──────────────────────────────

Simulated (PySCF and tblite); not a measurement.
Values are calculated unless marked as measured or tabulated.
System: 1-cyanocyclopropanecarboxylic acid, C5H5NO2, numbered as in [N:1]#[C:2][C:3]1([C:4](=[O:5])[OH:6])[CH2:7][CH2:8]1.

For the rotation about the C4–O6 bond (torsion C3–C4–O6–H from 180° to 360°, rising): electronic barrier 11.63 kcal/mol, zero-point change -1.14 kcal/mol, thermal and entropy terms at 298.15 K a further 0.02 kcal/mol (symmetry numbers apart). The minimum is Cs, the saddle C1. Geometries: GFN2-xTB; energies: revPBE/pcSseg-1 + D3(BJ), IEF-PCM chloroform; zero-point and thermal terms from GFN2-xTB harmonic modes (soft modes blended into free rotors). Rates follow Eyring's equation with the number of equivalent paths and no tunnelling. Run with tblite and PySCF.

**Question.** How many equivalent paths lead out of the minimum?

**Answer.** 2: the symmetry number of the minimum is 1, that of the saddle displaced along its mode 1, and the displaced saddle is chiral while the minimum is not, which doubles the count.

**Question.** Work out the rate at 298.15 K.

──────────────────────────────

WORK TASK
Please set down the material above once more, word for word.

ANSWER SECTION
Simulated (PySCF and tblite); not a measurement.
Values are calculated unless marked as measured or tabulated.
System: 1-cyanocyclopropanecarboxylic acid, C5H5NO2, numbered as in [N:1]#[C:2][C:3]1([C:4](=[O:5])[OH:6])[CH2:7][CH2:8]1.

For the rotation about the C4–O6 bond (torsion C3–C4–O6–H from 180° to 360°, rising): electronic barrier 11.63 kcal/mol, zero-point change -1.14 kcal/mol, thermal and entropy terms at 298.15 K a further 0.02 kcal/mol (symmetry numbers apart). The minimum is Cs, the saddle C1. Geometries: GFN2-xTB; energies: revPBE/pcSseg-1 + D3(BJ), IEF-PCM chloroform; zero-point and thermal terms from GFN2-xTB harmonic modes (soft modes blended into free rotors). Rates follow Eyring's equation with the number of equivalent paths and no tunnelling. Run with tblite and PySCF.

**Question.** How many equivalent paths lead out of the minimum?

**Answer.** 2: the symmetry number of the minimum is 1, that of the saddle displaced along its mode 1, and the displaced saddle is chiral while the minimum is not, which doubles the count.

**Question.** Work out the rate at 298.15 K.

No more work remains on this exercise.